**Assigned task:**
Your answer should consist solely of the lines from the first line of the data through the line with "On Ansatz: the", each reproduced exactly.

**Listed entries:**
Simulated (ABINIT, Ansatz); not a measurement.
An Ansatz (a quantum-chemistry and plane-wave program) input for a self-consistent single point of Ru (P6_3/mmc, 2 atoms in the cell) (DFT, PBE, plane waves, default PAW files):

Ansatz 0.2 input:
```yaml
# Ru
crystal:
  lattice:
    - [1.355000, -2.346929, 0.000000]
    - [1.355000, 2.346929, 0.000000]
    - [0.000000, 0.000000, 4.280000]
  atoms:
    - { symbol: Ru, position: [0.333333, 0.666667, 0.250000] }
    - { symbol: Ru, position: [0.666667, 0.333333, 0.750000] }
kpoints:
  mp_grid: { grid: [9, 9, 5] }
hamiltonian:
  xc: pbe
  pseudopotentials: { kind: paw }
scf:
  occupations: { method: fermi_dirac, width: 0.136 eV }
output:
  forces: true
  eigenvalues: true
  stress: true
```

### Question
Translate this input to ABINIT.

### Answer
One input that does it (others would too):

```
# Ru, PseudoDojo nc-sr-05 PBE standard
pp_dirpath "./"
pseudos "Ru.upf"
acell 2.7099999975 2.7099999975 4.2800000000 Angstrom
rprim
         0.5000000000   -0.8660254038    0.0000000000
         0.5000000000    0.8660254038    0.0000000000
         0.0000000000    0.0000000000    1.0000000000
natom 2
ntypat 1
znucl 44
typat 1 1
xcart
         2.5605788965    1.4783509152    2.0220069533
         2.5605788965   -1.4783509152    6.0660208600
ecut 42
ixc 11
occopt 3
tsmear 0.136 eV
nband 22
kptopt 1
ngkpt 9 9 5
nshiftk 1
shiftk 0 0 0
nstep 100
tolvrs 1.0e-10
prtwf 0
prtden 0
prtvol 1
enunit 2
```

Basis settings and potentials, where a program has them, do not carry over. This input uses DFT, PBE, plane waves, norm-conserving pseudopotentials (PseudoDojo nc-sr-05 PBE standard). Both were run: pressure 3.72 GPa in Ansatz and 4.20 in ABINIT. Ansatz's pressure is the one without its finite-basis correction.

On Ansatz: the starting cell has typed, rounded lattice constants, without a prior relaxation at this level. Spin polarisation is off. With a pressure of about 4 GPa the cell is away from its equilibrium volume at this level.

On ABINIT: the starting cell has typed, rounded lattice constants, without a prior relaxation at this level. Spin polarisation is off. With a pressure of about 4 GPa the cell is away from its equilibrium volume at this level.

**Task answer:**
Simulated (ABINIT, Ansatz); not a measurement.
An Ansatz (a quantum-chemistry and plane-wave program) input for a self-consistent single point of Ru (P6_3/mmc, 2 atoms in the cell) (DFT, PBE, plane waves, default PAW files):

Ansatz 0.2 input:
```yaml
# Ru
crystal:
  lattice:
    - [1.355000, -2.346929, 0.000000]
    - [1.355000, 2.346929, 0.000000]
    - [0.000000, 0.000000, 4.280000]
  atoms:
    - { symbol: Ru, position: [0.333333, 0.666667, 0.250000] }
    - { symbol: Ru, position: [0.666667, 0.333333, 0.750000] }
kpoints:
  mp_grid: { grid: [9, 9, 5] }
hamiltonian:
  xc: pbe
  pseudopotentials: { kind: paw }
scf:
  occupations: { method: fermi_dirac, width: 0.136 eV }
output:
  forces: true
  eigenvalues: true
  stress: true
```

### Question
Translate this input to ABINIT.

### Answer
One input that does it (others would too):

```
# Ru, PseudoDojo nc-sr-05 PBE standard
pp_dirpath "./"
pseudos "Ru.upf"
acell 2.7099999975 2.7099999975 4.2800000000 Angstrom
rprim
         0.5000000000   -0.8660254038    0.0000000000
         0.5000000000    0.8660254038    0.0000000000
         0.0000000000    0.0000000000    1.0000000000
natom 2
ntypat 1
znucl 44
typat 1 1
xcart
         2.5605788965    1.4783509152    2.0220069533
         2.5605788965   -1.4783509152    6.0660208600
ecut 42
ixc 11
occopt 3
tsmear 0.136 eV
nband 22
kptopt 1
ngkpt 9 9 5
nshiftk 1
shiftk 0 0 0
nstep 100
tolvrs 1.0e-10
prtwf 0
prtden 0
prtvol 1
enunit 2
```

Basis settings and potentials, where a program has them, do not carry over. This input uses DFT, PBE, plane waves, norm-conserving pseudopotentials (PseudoDojo nc-sr-05 PBE standard). Both were run: pressure 3.72 GPa in Ansatz and 4.20 in ABINIT. Ansatz's pressure is the one without its finite-basis correction.

On Ansatz: the starting cell has typed, rounded lattice constants, without a prior relaxation at this level. Spin polarisation is off. With a pressure of about 4 GPa the cell is away from its equilibrium volume at this level.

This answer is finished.